▬▬▬

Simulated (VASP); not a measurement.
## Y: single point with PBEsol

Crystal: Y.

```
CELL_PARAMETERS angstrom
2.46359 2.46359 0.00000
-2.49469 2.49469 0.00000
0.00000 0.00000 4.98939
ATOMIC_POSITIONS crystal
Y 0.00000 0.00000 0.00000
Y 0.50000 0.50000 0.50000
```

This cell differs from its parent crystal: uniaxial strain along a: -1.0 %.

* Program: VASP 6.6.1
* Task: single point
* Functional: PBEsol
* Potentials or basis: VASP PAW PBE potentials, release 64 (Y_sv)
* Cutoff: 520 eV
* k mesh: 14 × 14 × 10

▬▬▬

Work order ▸ Give an exact copy of all the data shown above.

Expected answer ▸
Simulated (VASP); not a measurement.
## Y: single point with PBEsol

Crystal: Y.

```
CELL_PARAMETERS angstrom
2.46359 2.46359 0.00000
-2.49469 2.49469 0.00000
0.00000 0.00000 4.98939
ATOMIC_POSITIONS crystal
Y 0.00000 0.00000 0.00000
Y 0.50000 0.50000 0.50000
```

This cell differs from its parent crystal: uniaxial strain along a: -1.0 %.

* Program: VASP 6.6.1
* Task: single point
* Functional: PBEsol
* Potentials or basis: VASP PAW PBE potentials, release 64 (Y_sv)
* Cutoff: 520 eV
* k mesh: 14 × 14 × 10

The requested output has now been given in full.